______________________________

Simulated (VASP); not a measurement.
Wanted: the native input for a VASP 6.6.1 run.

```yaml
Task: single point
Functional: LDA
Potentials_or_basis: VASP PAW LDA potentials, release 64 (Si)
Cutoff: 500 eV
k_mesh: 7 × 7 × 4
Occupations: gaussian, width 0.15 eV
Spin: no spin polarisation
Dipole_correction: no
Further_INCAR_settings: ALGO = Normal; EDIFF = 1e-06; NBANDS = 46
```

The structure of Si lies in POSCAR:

______________________________

_ACTIVITY_. Your task is to copy every record exactly.

_ANSWER BOX_.
Simulated (VASP); not a measurement.
Wanted: the native input for a VASP 6.6.1 run.

```yaml
Task: single point
Functional: LDA
Potentials_or_basis: VASP PAW LDA potentials, release 64 (Si)
Cutoff: 500 eV
k_mesh: 7 × 7 × 4
Occupations: gaussian, width 0.15 eV
Spin: no spin polarisation
Dipole_correction: no
Further_INCAR_settings: ALGO = Normal; EDIFF = 1e-06; NBANDS = 46
```

The structure of Si lies in POSCAR:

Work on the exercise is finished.